Requirement: An exact repetition of the records is required. Leave nothing out.

%%
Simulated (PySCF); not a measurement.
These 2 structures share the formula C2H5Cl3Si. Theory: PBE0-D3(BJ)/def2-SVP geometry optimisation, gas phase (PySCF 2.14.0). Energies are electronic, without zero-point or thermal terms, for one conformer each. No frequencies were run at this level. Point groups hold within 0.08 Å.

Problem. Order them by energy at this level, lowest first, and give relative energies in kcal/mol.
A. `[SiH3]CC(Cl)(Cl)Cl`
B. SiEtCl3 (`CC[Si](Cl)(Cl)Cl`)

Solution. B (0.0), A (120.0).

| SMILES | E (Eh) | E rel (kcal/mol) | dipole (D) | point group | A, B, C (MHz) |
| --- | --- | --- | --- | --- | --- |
%%

Written answer:
Simulated (PySCF); not a measurement.
These 2 structures share the formula C2H5Cl3Si. Theory: PBE0-D3(BJ)/def2-SVP geometry optimisation, gas phase (PySCF 2.14.0). Energies are electronic, without zero-point or thermal terms, for one conformer each. No frequencies were run at this level. Point groups hold within 0.08 Å.

Problem. Order them by energy at this level, lowest first, and give relative energies in kcal/mol.
A. `[SiH3]CC(Cl)(Cl)Cl`
B. SiEtCl3 (`CC[Si](Cl)(Cl)Cl`)

Solution. B (0.0), A (120.0).

| SMILES | E (Eh) | E rel (kcal/mol) | dipole (D) | point group | A, B, C (MHz) |
| --- | --- | --- | --- | --- | --- |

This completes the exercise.